Task item: Please reproduce exactly the lines that begin the listing below, up to and including the line where "2.07 | 52.889 |" occurs.

::::

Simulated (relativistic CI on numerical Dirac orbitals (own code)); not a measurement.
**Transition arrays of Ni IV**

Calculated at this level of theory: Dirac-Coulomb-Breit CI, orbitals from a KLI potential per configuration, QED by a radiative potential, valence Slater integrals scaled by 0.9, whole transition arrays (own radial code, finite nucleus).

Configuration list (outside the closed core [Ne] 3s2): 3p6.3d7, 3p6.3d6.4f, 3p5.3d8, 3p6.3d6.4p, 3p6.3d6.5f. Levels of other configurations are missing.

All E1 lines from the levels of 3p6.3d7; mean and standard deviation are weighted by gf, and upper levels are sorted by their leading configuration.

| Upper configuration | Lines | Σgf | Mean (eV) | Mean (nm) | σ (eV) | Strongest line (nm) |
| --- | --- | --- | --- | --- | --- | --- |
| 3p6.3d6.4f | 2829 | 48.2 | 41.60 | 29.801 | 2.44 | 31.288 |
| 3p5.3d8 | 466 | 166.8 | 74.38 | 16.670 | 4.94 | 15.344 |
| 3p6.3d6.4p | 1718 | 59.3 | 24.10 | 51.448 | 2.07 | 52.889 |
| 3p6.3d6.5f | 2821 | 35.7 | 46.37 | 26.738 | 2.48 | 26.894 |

::::

Expected answer:
Simulated (relativistic CI on numerical Dirac orbitals (own code)); not a measurement.
**Transition arrays of Ni IV**

Calculated at this level of theory: Dirac-Coulomb-Breit CI, orbitals from a KLI potential per configuration, QED by a radiative potential, valence Slater integrals scaled by 0.9, whole transition arrays (own radial code, finite nucleus).

Configuration list (outside the closed core [Ne] 3s2): 3p6.3d7, 3p6.3d6.4f, 3p5.3d8, 3p6.3d6.4p, 3p6.3d6.5f. Levels of other configurations are missing.

All E1 lines from the levels of 3p6.3d7; mean and standard deviation are weighted by gf, and upper levels are sorted by their leading configuration.

| Upper configuration | Lines | Σgf | Mean (eV) | Mean (nm) | σ (eV) | Strongest line (nm) |
| --- | --- | --- | --- | --- | --- | --- |
| 3p6.3d6.4f | 2829 | 48.2 | 41.60 | 29.801 | 2.44 | 31.288 |
| 3p5.3d8 | 466 | 166.8 | 74.38 | 16.670 | 4.94 | 15.344 |
| 3p6.3d6.4p | 1718 | 59.3 | 24.10 | 51.448 | 2.07 | 52.889 |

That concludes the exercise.